Return only what lies between the first line of the entries and the line containing "What does r2SCAN-D4/def2-SVP", both lines included.

==== Records shown ====
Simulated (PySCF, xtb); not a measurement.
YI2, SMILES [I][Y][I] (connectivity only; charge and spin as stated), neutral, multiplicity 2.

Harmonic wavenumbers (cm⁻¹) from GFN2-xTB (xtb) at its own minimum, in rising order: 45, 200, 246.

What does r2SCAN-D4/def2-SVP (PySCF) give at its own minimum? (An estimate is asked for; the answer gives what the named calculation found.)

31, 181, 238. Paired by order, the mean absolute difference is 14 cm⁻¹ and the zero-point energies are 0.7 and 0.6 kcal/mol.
====

* Written reply:
Simulated (PySCF, xtb); not a measurement.
YI2, SMILES [I][Y][I] (connectivity only; charge and spin as stated), neutral, multiplicity 2.

Harmonic wavenumbers (cm⁻¹) from GFN2-xTB (xtb) at its own minimum, in rising order: 45, 200, 246.

What does r2SCAN-D4/def2-SVP (PySCF) give at its own minimum? (An estimate is asked for; the answer gives what the named calculation found.)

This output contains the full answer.